-- STUDY MATERIAL follows --
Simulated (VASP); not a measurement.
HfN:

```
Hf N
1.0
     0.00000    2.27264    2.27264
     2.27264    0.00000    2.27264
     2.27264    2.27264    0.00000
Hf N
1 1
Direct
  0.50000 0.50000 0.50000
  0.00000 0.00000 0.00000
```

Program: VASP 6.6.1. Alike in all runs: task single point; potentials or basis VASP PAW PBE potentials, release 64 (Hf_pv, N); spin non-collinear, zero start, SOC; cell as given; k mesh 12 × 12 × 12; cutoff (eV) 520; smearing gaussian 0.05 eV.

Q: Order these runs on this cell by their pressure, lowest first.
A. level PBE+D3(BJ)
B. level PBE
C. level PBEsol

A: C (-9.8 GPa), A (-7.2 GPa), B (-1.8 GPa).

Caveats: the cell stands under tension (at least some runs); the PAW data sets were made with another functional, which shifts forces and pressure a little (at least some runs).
-- STUDY MATERIAL concluded --

*WORK TASK*
Reproduce, exactly as they stand in the data above, the lines from the one that holds "C. level PBEsol" to the one that holds "A: C (-9.8 GPa), A (-7.2 GPa), B (-1.8 GPa).", inclusive.

*ANSWER AREA*
C. level PBEsol

A: C (-9.8 GPa), A (-7.2 GPa), B (-1.8 GPa).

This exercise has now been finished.